### WORK TASK
The lines from the top of the data down to the line with "- k of the valence top: 0, 0, 0" should be repeated exactly, both ends included.

### RECORDED INFORMATION
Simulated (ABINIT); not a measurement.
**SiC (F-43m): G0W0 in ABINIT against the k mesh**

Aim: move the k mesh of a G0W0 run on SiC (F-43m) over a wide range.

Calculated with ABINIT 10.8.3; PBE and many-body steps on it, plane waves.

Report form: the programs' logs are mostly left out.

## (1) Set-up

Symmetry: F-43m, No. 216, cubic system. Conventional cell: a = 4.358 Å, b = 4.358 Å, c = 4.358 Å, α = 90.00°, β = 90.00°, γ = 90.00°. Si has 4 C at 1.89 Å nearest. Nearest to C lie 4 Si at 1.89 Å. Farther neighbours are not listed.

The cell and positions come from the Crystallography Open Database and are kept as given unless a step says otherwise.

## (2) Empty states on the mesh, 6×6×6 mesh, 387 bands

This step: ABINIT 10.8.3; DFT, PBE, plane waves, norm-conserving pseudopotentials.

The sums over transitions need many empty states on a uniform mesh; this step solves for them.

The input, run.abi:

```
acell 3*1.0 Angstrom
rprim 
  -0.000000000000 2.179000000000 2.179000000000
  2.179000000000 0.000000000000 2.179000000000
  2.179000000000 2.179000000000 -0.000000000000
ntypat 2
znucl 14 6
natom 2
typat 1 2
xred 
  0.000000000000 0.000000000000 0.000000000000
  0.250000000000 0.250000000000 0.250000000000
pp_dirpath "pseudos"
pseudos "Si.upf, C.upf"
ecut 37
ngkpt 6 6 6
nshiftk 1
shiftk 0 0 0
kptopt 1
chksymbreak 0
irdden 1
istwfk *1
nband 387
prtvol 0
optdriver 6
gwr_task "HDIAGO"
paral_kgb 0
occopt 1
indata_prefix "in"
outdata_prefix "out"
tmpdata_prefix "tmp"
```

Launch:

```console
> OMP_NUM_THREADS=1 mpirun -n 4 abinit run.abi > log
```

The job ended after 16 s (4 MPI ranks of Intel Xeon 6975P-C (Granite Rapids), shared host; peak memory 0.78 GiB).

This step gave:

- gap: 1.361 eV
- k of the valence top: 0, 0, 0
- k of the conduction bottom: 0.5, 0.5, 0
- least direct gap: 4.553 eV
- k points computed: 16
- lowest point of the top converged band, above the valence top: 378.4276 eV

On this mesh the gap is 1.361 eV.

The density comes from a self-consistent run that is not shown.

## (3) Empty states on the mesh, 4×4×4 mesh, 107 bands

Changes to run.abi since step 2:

### WRITTEN RESPONSE
Simulated (ABINIT); not a measurement.
**SiC (F-43m): G0W0 in ABINIT against the k mesh**

Aim: move the k mesh of a G0W0 run on SiC (F-43m) over a wide range.

Calculated with ABINIT 10.8.3; PBE and many-body steps on it, plane waves.

Report form: the programs' logs are mostly left out.

## (1) Set-up

Symmetry: F-43m, No. 216, cubic system. Conventional cell: a = 4.358 Å, b = 4.358 Å, c = 4.358 Å, α = 90.00°, β = 90.00°, γ = 90.00°. Si has 4 C at 1.89 Å nearest. Nearest to C lie 4 Si at 1.89 Å. Farther neighbours are not listed.

The cell and positions come from the Crystallography Open Database and are kept as given unless a step says otherwise.

## (2) Empty states on the mesh, 6×6×6 mesh, 387 bands

This step: ABINIT 10.8.3; DFT, PBE, plane waves, norm-conserving pseudopotentials.

The sums over transitions need many empty states on a uniform mesh; this step solves for them.

The input, run.abi:

```
acell 3*1.0 Angstrom
rprim 
  -0.000000000000 2.179000000000 2.179000000000
  2.179000000000 0.000000000000 2.179000000000
  2.179000000000 2.179000000000 -0.000000000000
ntypat 2
znucl 14 6
natom 2
typat 1 2
xred 
  0.000000000000 0.000000000000 0.000000000000
  0.250000000000 0.250000000000 0.250000000000
pp_dirpath "pseudos"
pseudos "Si.upf, C.upf"
ecut 37
ngkpt 6 6 6
nshiftk 1
shiftk 0 0 0
kptopt 1
chksymbreak 0
irdden 1
istwfk *1
nband 387
prtvol 0
optdriver 6
gwr_task "HDIAGO"
paral_kgb 0
occopt 1
indata_prefix "in"
outdata_prefix "out"
tmpdata_prefix "tmp"
```

Launch:

```console
> OMP_NUM_THREADS=1 mpirun -n 4 abinit run.abi > log
```

The job ended after 16 s (4 MPI ranks of Intel Xeon 6975P-C (Granite Rapids), shared host; peak memory 0.78 GiB).

This step gave:

- gap: 1.361 eV
- k of the valence top: 0, 0, 0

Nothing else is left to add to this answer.